Work request.
For this exercise, set down all the records exactly as given.

Data listing.
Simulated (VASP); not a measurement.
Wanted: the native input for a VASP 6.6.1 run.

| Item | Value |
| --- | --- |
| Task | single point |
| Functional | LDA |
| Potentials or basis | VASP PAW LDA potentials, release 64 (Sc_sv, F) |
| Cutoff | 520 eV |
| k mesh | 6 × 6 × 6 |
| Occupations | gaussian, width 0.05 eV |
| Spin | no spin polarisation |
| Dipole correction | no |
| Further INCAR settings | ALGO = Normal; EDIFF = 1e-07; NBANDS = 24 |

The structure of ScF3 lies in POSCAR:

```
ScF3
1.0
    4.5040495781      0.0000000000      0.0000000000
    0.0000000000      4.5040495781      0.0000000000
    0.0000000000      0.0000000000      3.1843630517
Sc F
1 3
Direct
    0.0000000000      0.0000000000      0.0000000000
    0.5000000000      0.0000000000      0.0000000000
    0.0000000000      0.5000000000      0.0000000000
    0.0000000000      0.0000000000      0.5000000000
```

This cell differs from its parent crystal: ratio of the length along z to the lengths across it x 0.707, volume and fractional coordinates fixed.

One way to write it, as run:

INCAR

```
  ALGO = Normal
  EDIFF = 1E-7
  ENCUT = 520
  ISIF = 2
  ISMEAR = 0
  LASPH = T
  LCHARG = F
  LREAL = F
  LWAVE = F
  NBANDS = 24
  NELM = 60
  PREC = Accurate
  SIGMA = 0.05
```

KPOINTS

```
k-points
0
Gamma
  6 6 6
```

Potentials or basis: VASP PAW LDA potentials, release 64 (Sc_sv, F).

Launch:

Problem solution.
Simulated (VASP); not a measurement.
Wanted: the native input for a VASP 6.6.1 run.

| Item | Value |
| --- | --- |
| Task | single point |
| Functional | LDA |
| Potentials or basis | VASP PAW LDA potentials, release 64 (Sc_sv, F) |
| Cutoff | 520 eV |
| k mesh | 6 × 6 × 6 |
| Occupations | gaussian, width 0.05 eV |
| Spin | no spin polarisation |
| Dipole correction | no |
| Further INCAR settings | ALGO = Normal; EDIFF = 1e-07; NBANDS = 24 |

The structure of ScF3 lies in POSCAR:

```
ScF3
1.0
    4.5040495781      0.0000000000      0.0000000000
    0.0000000000      4.5040495781      0.0000000000
    0.0000000000      0.0000000000      3.1843630517
Sc F
1 3
Direct
    0.0000000000      0.0000000000      0.0000000000
    0.5000000000      0.0000000000      0.0000000000
    0.0000000000      0.5000000000      0.0000000000
    0.0000000000      0.0000000000      0.5000000000
```

This cell differs from its parent crystal: ratio of the length along z to the lengths across it x 0.707, volume and fractional coordinates fixed.

One way to write it, as run:

INCAR

```
  ALGO = Normal
  EDIFF = 1E-7
  ENCUT = 520
  ISIF = 2
  ISMEAR = 0
  LASPH = T
  LCHARG = F
  LREAL = F
  LWAVE = F
  NBANDS = 24
  NELM = 60
  PREC = Accurate
  SIGMA = 0.05
```

KPOINTS

```
k-points
0
Gamma
  6 6 6
```

Potentials or basis: VASP PAW LDA potentials, release 64 (Sc_sv, F).

Launch:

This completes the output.